-- Opening Marker --
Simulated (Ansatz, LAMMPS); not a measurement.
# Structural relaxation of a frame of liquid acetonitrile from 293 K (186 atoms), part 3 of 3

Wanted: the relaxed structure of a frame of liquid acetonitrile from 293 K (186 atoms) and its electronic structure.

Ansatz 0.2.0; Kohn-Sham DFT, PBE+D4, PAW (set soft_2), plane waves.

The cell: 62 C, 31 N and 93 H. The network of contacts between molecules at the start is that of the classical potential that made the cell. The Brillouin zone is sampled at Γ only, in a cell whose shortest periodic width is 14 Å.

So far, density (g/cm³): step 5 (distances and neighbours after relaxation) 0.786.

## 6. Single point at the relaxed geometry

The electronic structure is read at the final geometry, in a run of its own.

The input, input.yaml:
-- Closing Marker --

Work instruction: Go through the records and copy each one exactly.

Written answer:
Simulated (Ansatz, LAMMPS); not a measurement.
# Structural relaxation of a frame of liquid acetonitrile from 293 K (186 atoms), part 3 of 3

Wanted: the relaxed structure of a frame of liquid acetonitrile from 293 K (186 atoms) and its electronic structure.

Ansatz 0.2.0; Kohn-Sham DFT, PBE+D4, PAW (set soft_2), plane waves.

The cell: 62 C, 31 N and 93 H. The network of contacts between molecules at the start is that of the classical potential that made the cell. The Brillouin zone is sampled at Γ only, in a cell whose shortest periodic width is 14 Å.

So far, density (g/cm³): step 5 (distances and neighbours after relaxation) 0.786.

## 6. Single point at the relaxed geometry

The electronic structure is read at the final geometry, in a run of its own.

The input, input.yaml:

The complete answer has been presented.